> [Assignment] Two lines below mark the span: the one containing "Cutoff | 612 eV |" and the one containing "threshold | 4e-10 Ry |". Set down both, plus every line between, exactly as they stand, and nothing else.

▼
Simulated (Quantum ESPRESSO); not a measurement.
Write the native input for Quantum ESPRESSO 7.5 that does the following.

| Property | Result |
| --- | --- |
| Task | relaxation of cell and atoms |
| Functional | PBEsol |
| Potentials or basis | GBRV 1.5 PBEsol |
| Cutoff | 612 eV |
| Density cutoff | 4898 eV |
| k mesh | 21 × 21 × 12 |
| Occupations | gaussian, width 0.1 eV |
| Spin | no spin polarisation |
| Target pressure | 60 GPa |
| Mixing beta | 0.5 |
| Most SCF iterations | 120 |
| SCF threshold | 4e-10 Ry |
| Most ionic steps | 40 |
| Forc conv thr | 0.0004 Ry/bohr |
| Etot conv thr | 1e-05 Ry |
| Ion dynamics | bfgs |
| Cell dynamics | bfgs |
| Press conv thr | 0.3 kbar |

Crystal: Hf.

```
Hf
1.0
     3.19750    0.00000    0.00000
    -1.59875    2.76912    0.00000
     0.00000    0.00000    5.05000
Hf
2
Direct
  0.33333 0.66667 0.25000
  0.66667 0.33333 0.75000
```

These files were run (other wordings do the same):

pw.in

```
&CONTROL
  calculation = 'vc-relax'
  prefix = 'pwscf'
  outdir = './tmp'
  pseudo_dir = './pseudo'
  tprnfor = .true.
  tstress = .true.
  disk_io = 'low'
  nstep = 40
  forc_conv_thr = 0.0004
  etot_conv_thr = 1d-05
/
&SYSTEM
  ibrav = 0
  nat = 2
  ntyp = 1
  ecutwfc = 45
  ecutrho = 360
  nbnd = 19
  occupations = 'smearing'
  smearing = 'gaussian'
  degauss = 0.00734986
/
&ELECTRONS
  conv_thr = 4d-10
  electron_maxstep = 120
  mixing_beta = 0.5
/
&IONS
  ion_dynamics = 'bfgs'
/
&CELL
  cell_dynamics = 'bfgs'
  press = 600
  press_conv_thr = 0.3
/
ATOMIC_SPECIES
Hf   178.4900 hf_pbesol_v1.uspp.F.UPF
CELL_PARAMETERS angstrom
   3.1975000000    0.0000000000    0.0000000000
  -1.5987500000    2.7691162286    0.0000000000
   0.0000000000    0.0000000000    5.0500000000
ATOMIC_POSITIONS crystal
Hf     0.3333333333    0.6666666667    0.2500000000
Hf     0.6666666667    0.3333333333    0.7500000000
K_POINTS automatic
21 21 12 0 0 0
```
▲

> [Written answer]
| Cutoff | 612 eV |
| Density cutoff | 4898 eV |
| k mesh | 21 × 21 × 12 |
| Occupations | gaussian, width 0.1 eV |
| Spin | no spin polarisation |
| Target pressure | 60 GPa |
| Mixing beta | 0.5 |
| Most SCF iterations | 120 |
| SCF threshold | 4e-10 Ry |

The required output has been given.